Below are records; please set down exactly the lines from the first through the one containing "0.982 | 0.991 |".

Recorded data —
☆ ☆ ☆ ☆ ☆ ☆ ☆

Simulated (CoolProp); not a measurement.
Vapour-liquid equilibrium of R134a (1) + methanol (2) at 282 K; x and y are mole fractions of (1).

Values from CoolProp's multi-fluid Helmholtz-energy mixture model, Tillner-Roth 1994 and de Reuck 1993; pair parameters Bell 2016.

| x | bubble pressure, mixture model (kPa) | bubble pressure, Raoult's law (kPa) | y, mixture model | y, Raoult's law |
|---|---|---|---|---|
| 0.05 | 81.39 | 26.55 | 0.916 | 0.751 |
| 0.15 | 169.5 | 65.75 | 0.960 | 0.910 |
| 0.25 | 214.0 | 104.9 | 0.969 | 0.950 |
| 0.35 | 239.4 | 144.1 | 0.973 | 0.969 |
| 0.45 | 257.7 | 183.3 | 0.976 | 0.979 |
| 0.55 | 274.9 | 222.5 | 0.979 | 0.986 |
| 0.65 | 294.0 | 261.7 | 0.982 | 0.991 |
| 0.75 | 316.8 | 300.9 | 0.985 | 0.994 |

☆ ☆ ☆ ☆ ☆ ☆ ☆

Task response —
Simulated (CoolProp); not a measurement.
Vapour-liquid equilibrium of R134a (1) + methanol (2) at 282 K; x and y are mole fractions of (1).

Values from CoolProp's multi-fluid Helmholtz-energy mixture model, Tillner-Roth 1994 and de Reuck 1993; pair parameters Bell 2016.

| x | bubble pressure, mixture model (kPa) | bubble pressure, Raoult's law (kPa) | y, mixture model | y, Raoult's law |
|---|---|---|---|---|
| 0.05 | 81.39 | 26.55 | 0.916 | 0.751 |
| 0.15 | 169.5 | 65.75 | 0.960 | 0.910 |
| 0.25 | 214.0 | 104.9 | 0.969 | 0.950 |
| 0.35 | 239.4 | 144.1 | 0.973 | 0.969 |
| 0.45 | 257.7 | 183.3 | 0.976 | 0.979 |
| 0.55 | 274.9 | 222.5 | 0.979 | 0.986 |
| 0.65 | 294.0 | 261.7 | 0.982 | 0.991 |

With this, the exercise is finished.